*** Block opens ***

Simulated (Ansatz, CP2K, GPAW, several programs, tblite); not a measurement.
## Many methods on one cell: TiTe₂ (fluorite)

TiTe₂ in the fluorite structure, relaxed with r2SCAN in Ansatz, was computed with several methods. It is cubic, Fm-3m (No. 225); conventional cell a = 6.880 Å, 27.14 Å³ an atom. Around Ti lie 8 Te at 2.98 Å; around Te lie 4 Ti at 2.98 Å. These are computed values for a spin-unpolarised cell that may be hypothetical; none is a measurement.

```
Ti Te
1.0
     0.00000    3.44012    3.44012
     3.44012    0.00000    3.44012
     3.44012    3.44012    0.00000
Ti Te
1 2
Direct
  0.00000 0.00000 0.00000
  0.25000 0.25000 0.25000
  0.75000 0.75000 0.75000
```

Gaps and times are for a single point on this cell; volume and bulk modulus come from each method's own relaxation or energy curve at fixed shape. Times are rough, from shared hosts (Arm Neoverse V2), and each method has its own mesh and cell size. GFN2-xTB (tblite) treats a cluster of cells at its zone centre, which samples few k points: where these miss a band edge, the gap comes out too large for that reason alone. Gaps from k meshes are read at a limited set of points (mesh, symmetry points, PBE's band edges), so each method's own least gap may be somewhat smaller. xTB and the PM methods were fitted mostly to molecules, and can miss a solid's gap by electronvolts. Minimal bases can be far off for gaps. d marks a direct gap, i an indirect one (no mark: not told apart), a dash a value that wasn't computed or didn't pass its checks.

*** Block closes ***

[Work task] Reproduce exactly, and only, the lines from the start of the entries through the one that contains "## Many methods on one cell: TiTe₂ (fluorite)".

[Answer section]
Simulated (Ansatz, CP2K, GPAW, several programs, tblite); not a measurement.
## Many methods on one cell: TiTe₂ (fluorite)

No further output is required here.